= = = = =

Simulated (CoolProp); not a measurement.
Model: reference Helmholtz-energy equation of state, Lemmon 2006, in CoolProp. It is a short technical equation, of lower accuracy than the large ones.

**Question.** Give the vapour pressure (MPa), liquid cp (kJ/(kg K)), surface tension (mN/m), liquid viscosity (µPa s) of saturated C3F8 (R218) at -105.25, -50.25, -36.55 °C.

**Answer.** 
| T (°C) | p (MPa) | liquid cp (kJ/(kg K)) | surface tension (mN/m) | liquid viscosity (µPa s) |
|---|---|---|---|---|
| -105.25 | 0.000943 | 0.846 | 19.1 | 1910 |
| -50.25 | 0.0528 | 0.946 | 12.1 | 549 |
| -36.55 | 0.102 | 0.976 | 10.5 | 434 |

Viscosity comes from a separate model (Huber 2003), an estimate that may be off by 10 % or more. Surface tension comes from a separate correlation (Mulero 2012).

= = = = =

_EXERCISE_
All that belongs in the answer is the lines from the start of the entries above through the line containing "10.5 | 434 |", each given exactly.

_RESPONSE_
Simulated (CoolProp); not a measurement.
Model: reference Helmholtz-energy equation of state, Lemmon 2006, in CoolProp. It is a short technical equation, of lower accuracy than the large ones.

**Question.** Give the vapour pressure (MPa), liquid cp (kJ/(kg K)), surface tension (mN/m), liquid viscosity (µPa s) of saturated C3F8 (R218) at -105.25, -50.25, -36.55 °C.

**Answer.** 
| T (°C) | p (MPa) | liquid cp (kJ/(kg K)) | surface tension (mN/m) | liquid viscosity (µPa s) |
|---|---|---|---|---|
| -105.25 | 0.000943 | 0.846 | 19.1 | 1910 |
| -50.25 | 0.0528 | 0.946 | 12.1 | 549 |
| -36.55 | 0.102 | 0.976 | 10.5 | 434 |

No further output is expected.